▶ Data
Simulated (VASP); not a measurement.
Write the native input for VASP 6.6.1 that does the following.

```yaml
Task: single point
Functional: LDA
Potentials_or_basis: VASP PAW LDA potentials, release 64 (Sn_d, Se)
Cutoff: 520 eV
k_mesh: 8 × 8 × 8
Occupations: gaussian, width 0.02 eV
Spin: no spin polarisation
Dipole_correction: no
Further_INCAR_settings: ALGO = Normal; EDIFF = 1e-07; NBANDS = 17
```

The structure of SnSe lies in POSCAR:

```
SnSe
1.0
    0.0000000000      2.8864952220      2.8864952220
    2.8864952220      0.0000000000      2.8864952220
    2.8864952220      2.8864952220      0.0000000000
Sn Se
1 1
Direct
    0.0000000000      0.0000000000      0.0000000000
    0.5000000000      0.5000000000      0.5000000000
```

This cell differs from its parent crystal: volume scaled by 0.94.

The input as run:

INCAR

▶ Exercise
Exactly as they appear, retype the lines from the start of the records through the line containing "The input as".

▶ Reply
Simulated (VASP); not a measurement.
Write the native input for VASP 6.6.1 that does the following.

```yaml
Task: single point
Functional: LDA
Potentials_or_basis: VASP PAW LDA potentials, release 64 (Sn_d, Se)
Cutoff: 520 eV
k_mesh: 8 × 8 × 8
Occupations: gaussian, width 0.02 eV
Spin: no spin polarisation
Dipole_correction: no
Further_INCAR_settings: ALGO = Normal; EDIFF = 1e-07; NBANDS = 17
```

The structure of SnSe lies in POSCAR:

```
SnSe
1.0
    0.0000000000      2.8864952220      2.8864952220
    2.8864952220      0.0000000000      2.8864952220
    2.8864952220      2.8864952220      0.0000000000
Sn Se
1 1
Direct
    0.0000000000      0.0000000000      0.0000000000
    0.5000000000      0.5000000000      0.5000000000
```

This cell differs from its parent crystal: volume scaled by 0.94.

The input as run:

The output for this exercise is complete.